*Assigned task*: Where the listing below has a line with "(2) How far", write out exactly that line and every line after it, stopping after the line with "7.33 | 7.00 |".

*Recorded data*:
--- START ---
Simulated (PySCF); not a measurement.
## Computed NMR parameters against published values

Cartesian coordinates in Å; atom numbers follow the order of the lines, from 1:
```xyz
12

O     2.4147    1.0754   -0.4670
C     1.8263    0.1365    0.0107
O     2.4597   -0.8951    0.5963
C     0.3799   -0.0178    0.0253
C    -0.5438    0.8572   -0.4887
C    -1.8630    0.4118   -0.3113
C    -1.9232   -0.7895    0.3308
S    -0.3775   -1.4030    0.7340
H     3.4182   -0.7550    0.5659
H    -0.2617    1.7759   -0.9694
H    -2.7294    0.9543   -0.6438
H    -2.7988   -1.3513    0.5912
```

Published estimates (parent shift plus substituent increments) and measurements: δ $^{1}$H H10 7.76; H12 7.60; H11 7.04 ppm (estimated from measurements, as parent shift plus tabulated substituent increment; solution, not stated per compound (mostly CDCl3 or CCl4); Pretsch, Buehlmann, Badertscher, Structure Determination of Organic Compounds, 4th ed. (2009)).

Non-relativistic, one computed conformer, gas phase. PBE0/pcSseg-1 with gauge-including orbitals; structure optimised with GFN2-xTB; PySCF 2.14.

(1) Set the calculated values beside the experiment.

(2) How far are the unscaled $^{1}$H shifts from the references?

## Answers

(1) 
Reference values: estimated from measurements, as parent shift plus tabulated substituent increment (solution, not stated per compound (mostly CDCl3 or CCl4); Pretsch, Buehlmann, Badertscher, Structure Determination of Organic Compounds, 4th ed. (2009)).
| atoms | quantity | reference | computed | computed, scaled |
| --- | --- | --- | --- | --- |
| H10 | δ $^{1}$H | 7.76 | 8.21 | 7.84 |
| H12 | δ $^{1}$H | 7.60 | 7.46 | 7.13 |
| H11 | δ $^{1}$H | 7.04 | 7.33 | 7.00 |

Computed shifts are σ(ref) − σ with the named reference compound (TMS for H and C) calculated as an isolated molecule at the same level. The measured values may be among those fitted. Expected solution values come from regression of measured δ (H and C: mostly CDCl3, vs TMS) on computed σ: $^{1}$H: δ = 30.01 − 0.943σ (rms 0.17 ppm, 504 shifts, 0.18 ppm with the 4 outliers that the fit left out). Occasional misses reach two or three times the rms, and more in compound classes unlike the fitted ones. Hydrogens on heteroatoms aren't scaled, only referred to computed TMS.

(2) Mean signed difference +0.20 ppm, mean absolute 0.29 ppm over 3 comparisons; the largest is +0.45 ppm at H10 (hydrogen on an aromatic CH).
--- END ---

*Response area*:
(2) How far are the unscaled $^{1}$H shifts from the references?

## Answers

(1) 
Reference values: estimated from measurements, as parent shift plus tabulated substituent increment (solution, not stated per compound (mostly CDCl3 or CCl4); Pretsch, Buehlmann, Badertscher, Structure Determination of Organic Compounds, 4th ed. (2009)).
| atoms | quantity | reference | computed | computed, scaled |
| --- | --- | --- | --- | --- |
| H10 | δ $^{1}$H | 7.76 | 8.21 | 7.84 |
| H12 | δ $^{1}$H | 7.60 | 7.46 | 7.13 |
| H11 | δ $^{1}$H | 7.04 | 7.33 | 7.00 |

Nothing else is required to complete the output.